**Requirement:** Transcribe the records in full, keeping every word exactly as given.

* * * * *
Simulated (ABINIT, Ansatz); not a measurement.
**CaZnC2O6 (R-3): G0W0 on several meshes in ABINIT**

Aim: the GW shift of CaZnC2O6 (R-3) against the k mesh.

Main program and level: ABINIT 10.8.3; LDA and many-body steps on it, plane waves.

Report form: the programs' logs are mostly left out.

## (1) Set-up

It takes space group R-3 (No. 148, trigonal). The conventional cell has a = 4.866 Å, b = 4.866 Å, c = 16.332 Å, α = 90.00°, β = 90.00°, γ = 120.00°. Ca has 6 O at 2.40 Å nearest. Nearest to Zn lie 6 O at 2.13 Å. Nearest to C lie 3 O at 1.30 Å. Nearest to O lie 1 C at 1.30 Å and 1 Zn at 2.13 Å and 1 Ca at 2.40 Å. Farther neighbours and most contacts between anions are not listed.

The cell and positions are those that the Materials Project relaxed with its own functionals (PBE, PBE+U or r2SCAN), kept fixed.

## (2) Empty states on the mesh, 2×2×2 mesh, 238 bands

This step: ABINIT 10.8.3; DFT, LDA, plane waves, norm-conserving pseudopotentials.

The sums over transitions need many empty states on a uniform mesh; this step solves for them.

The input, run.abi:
* * * * *

**Written answer:**
Simulated (ABINIT, Ansatz); not a measurement.
**CaZnC2O6 (R-3): G0W0 on several meshes in ABINIT**

Aim: the GW shift of CaZnC2O6 (R-3) against the k mesh.

Main program and level: ABINIT 10.8.3; LDA and many-body steps on it, plane waves.

Report form: the programs' logs are mostly left out.

## (1) Set-up

It takes space group R-3 (No. 148, trigonal). The conventional cell has a = 4.866 Å, b = 4.866 Å, c = 16.332 Å, α = 90.00°, β = 90.00°, γ = 120.00°. Ca has 6 O at 2.40 Å nearest. Nearest to Zn lie 6 O at 2.13 Å. Nearest to C lie 3 O at 1.30 Å. Nearest to O lie 1 C at 1.30 Å and 1 Zn at 2.13 Å and 1 Ca at 2.40 Å. Farther neighbours and most contacts between anions are not listed.

The cell and positions are those that the Materials Project relaxed with its own functionals (PBE, PBE+U or r2SCAN), kept fixed.

## (2) Empty states on the mesh, 2×2×2 mesh, 238 bands

This step: ABINIT 10.8.3; DFT, LDA, plane waves, norm-conserving pseudopotentials.

The sums over transitions need many empty states on a uniform mesh; this step solves for them.

The input, run.abi:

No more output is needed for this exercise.